Below are the entries; give again exactly the lines from the one mentioning "width 0.2 eV" through the one mentioning "change on relaxing?", inclusive.

....
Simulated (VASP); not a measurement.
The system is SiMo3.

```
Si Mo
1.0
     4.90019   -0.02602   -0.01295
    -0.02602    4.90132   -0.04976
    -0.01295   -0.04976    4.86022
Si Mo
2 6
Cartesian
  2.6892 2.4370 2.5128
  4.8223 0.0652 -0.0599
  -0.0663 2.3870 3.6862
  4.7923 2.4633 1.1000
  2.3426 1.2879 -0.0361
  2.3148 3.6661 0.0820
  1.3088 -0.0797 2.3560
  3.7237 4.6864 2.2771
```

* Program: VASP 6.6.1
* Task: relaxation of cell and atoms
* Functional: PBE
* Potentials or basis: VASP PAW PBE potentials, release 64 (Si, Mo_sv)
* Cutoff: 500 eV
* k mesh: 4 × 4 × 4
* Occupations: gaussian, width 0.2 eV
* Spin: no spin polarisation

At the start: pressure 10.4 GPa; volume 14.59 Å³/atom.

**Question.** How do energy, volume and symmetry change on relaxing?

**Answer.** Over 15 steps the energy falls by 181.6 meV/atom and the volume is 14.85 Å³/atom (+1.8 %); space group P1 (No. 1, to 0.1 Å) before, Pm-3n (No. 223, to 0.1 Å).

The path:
....

_Response box_
* Occupations: gaussian, width 0.2 eV
* Spin: no spin polarisation

At the start: pressure 10.4 GPa; volume 14.59 Å³/atom.

**Question.** How do energy, volume and symmetry change on relaxing?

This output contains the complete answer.